» Data to examine
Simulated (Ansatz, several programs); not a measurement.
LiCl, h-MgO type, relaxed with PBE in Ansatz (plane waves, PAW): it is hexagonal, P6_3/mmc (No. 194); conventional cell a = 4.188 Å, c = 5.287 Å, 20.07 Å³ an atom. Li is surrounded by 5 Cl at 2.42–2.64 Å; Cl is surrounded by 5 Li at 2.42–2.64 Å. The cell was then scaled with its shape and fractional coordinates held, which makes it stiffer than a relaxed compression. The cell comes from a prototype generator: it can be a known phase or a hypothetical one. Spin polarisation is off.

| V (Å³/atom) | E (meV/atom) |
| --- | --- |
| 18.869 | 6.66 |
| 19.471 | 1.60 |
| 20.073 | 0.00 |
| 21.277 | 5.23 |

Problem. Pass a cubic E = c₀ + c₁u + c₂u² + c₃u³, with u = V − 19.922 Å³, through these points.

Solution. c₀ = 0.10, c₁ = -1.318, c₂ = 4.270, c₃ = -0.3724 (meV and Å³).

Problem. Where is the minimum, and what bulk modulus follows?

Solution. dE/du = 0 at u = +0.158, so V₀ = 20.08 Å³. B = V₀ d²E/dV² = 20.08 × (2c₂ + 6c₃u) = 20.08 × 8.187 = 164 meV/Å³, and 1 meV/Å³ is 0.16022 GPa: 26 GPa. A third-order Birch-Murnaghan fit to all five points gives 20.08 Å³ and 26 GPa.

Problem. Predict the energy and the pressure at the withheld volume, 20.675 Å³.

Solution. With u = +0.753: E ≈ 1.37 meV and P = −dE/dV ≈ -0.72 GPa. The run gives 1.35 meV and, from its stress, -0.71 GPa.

» Activity
Reproduce the records word for word.

» Your response
Simulated (Ansatz, several programs); not a measurement.
LiCl, h-MgO type, relaxed with PBE in Ansatz (plane waves, PAW): it is hexagonal, P6_3/mmc (No. 194); conventional cell a = 4.188 Å, c = 5.287 Å, 20.07 Å³ an atom. Li is surrounded by 5 Cl at 2.42–2.64 Å; Cl is surrounded by 5 Li at 2.42–2.64 Å. The cell was then scaled with its shape and fractional coordinates held, which makes it stiffer than a relaxed compression. The cell comes from a prototype generator: it can be a known phase or a hypothetical one. Spin polarisation is off.

| V (Å³/atom) | E (meV/atom) |
| --- | --- |
| 18.869 | 6.66 |
| 19.471 | 1.60 |
| 20.073 | 0.00 |
| 21.277 | 5.23 |

Problem. Pass a cubic E = c₀ + c₁u + c₂u² + c₃u³, with u = V − 19.922 Å³, through these points.

Solution. c₀ = 0.10, c₁ = -1.318, c₂ = 4.270, c₃ = -0.3724 (meV and Å³).

Problem. Where is the minimum, and what bulk modulus follows?

Solution. dE/du = 0 at u = +0.158, so V₀ = 20.08 Å³. B = V₀ d²E/dV² = 20.08 × (2c₂ + 6c₃u) = 20.08 × 8.187 = 164 meV/Å³, and 1 meV/Å³ is 0.16022 GPa: 26 GPa. A third-order Birch-Murnaghan fit to all five points gives 20.08 Å³ and 26 GPa.

Problem. Predict the energy and the pressure at the withheld volume, 20.675 Å³.

Solution. With u = +0.753: E ≈ 1.37 meV and P = −dE/dV ≈ -0.72 GPa. The run gives 1.35 meV and, from its stress, -0.71 GPa.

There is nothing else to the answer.